**Action item**
Your reply should consist solely of the lines from the start of the material below through the line containing "Solution. Slopes: (0.00", reproduced exactly.

Exercise data Block Start

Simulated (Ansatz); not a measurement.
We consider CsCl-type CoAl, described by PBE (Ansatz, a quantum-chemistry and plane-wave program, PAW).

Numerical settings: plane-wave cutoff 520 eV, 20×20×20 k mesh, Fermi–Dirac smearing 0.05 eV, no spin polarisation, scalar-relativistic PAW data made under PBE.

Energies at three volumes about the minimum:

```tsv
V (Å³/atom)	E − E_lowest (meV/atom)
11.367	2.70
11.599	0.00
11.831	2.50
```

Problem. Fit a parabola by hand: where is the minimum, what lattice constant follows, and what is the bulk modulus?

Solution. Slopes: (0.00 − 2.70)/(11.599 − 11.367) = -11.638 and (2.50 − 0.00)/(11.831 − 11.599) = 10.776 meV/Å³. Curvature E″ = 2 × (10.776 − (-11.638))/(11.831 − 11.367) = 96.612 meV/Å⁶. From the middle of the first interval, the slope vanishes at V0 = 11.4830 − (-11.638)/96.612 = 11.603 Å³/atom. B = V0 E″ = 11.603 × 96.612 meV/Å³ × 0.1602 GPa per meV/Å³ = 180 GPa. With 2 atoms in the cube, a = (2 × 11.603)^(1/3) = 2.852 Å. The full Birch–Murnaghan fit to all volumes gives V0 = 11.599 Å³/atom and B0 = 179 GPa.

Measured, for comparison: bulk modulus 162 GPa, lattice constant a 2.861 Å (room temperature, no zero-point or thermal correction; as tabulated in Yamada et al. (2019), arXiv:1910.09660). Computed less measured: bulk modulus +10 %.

Exercise data Block End

**Problem solution**
Simulated (Ansatz); not a measurement.
We consider CsCl-type CoAl, described by PBE (Ansatz, a quantum-chemistry and plane-wave program, PAW).

Numerical settings: plane-wave cutoff 520 eV, 20×20×20 k mesh, Fermi–Dirac smearing 0.05 eV, no spin polarisation, scalar-relativistic PAW data made under PBE.

Energies at three volumes about the minimum:

```tsv
V (Å³/atom)	E − E_lowest (meV/atom)
11.367	2.70
11.599	0.00
11.831	2.50
```

Problem. Fit a parabola by hand: where is the minimum, what lattice constant follows, and what is the bulk modulus?

Solution. Slopes: (0.00 − 2.70)/(11.599 − 11.367) = -11.638 and (2.50 − 0.00)/(11.831 − 11.599) = 10.776 meV/Å³. Curvature E″ = 2 × (10.776 − (-11.638))/(11.831 − 11.367) = 96.612 meV/Å⁶. From the middle of the first interval, the slope vanishes at V0 = 11.4830 − (-11.638)/96.612 = 11.603 Å³/atom. B = V0 E″ = 11.603 × 96.612 meV/Å³ × 0.1602 GPa per meV/Å³ = 180 GPa. With 2 atoms in the cube, a = (2 × 11.603)^(1/3) = 2.852 Å. The full Birch–Murnaghan fit to all volumes gives V0 = 11.599 Å³/atom and B0 = 179 GPa.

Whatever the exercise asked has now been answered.